## [Requirement]
Every record should be written out exactly, please.

***** Data

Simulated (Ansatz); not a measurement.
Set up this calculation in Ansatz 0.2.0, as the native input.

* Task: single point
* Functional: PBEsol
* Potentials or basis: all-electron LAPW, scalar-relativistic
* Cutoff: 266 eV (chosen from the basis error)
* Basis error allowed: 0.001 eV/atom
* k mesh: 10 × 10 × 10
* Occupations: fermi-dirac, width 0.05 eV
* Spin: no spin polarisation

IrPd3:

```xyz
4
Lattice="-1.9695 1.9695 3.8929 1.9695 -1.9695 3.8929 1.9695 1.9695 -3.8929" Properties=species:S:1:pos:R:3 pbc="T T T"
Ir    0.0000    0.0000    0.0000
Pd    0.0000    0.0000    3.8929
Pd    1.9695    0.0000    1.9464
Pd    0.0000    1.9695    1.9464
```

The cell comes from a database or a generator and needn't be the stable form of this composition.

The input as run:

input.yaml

**********

## [Exercise answer]
Simulated (Ansatz); not a measurement.
Set up this calculation in Ansatz 0.2.0, as the native input.

* Task: single point
* Functional: PBEsol
* Potentials or basis: all-electron LAPW, scalar-relativistic
* Cutoff: 266 eV (chosen from the basis error)
* Basis error allowed: 0.001 eV/atom
* k mesh: 10 × 10 × 10
* Occupations: fermi-dirac, width 0.05 eV
* Spin: no spin polarisation

IrPd3:

```xyz
4
Lattice="-1.9695 1.9695 3.8929 1.9695 -1.9695 3.8929 1.9695 1.9695 -3.8929" Properties=species:S:1:pos:R:3 pbc="T T T"
Ir    0.0000    0.0000    0.0000
Pd    0.0000    0.0000    3.8929
Pd    1.9695    0.0000    1.9464
Pd    0.0000    1.9695    1.9464
```

The cell comes from a database or a generator and needn't be the stable form of this composition.

The input as run:

input.yaml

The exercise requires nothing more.